TASK ITEM - Entries follow. Give back exactly the lines starting at the one containing "Alike in all" and ending at the one containing "Caveats: the PAW", and no other lines.

ENTRIES PROVIDED -
====================

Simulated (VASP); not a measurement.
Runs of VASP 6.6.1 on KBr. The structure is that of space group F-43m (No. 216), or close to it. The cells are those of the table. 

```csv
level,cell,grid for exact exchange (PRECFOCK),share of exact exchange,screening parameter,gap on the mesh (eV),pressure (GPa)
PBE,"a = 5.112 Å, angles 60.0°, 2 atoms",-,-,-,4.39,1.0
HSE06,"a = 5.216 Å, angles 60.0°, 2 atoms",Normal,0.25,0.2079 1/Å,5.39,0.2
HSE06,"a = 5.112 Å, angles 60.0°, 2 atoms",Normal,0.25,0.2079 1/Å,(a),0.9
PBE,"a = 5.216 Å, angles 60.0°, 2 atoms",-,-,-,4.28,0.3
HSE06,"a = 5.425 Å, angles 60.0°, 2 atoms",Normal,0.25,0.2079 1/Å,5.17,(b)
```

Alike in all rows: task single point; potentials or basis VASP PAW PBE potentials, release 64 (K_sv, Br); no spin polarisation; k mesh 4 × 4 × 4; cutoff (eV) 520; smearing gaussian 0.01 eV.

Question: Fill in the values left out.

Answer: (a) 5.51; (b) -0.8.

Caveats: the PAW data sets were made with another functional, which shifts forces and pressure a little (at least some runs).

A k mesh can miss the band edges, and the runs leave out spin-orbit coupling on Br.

====================

WRITTEN REPLY -
Alike in all rows: task single point; potentials or basis VASP PAW PBE potentials, release 64 (K_sv, Br); no spin polarisation; k mesh 4 × 4 × 4; cutoff (eV) 520; smearing gaussian 0.01 eV.

Question: Fill in the values left out.

Answer: (a) 5.51; (b) -0.8.

Caveats: the PAW data sets were made with another functional, which shifts forces and pressure a little (at least some runs).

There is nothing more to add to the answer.